» **Work order**
Restate word for word the lines of the entries below, starting with the line that holds "none | none | - |" and ending with the line that holds "1.3 | +0.01 |", and no others.

» **Entries provided**

##############################

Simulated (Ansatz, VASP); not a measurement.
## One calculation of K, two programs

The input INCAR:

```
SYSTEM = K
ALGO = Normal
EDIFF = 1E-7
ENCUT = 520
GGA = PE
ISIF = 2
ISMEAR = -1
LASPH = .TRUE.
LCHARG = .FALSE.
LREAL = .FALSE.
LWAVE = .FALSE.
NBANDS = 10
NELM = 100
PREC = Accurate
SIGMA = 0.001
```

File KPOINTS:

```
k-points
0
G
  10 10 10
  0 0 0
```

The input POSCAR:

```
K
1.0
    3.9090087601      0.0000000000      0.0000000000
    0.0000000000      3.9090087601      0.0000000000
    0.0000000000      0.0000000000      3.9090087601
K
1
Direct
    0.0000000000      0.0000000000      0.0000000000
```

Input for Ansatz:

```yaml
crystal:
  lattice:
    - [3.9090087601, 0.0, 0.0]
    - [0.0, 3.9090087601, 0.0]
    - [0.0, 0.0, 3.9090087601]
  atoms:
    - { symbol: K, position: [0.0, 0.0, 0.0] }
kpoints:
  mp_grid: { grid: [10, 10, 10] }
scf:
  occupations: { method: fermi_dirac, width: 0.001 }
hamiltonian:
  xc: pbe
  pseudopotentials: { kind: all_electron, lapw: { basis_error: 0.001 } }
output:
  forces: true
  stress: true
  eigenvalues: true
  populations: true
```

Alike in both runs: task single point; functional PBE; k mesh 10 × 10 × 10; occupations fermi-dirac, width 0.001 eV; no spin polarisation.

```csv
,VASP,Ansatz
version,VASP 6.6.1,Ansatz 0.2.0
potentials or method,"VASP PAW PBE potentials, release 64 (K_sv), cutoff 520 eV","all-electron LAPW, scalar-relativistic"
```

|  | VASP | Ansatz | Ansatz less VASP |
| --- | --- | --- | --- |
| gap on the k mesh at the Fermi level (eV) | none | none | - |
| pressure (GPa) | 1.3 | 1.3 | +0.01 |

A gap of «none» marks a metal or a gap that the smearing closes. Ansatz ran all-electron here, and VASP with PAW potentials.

##############################

» **Exercise output**
| gap on the k mesh at the Fermi level (eV) | none | none | - |
| pressure (GPa) | 1.3 | 1.3 | +0.01 |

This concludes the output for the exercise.